Dataset content
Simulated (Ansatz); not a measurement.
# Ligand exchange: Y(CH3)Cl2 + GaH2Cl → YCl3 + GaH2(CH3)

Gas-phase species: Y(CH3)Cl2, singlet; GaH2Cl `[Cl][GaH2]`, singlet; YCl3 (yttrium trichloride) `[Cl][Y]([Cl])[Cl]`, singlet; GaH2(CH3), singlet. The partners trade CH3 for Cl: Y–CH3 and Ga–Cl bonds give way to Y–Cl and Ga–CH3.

Assigned task
Repeat the data exactly as it was given above.

Reply
Simulated (Ansatz); not a measurement.
# Ligand exchange: Y(CH3)Cl2 + GaH2Cl → YCl3 + GaH2(CH3)

Gas-phase species: Y(CH3)Cl2, singlet; GaH2Cl `[Cl][GaH2]`, singlet; YCl3 (yttrium trichloride) `[Cl][Y]([Cl])[Cl]`, singlet; GaH2(CH3), singlet. The partners trade CH3 for Cl: Y–CH3 and Ga–Cl bonds give way to Y–Cl and Ga–CH3.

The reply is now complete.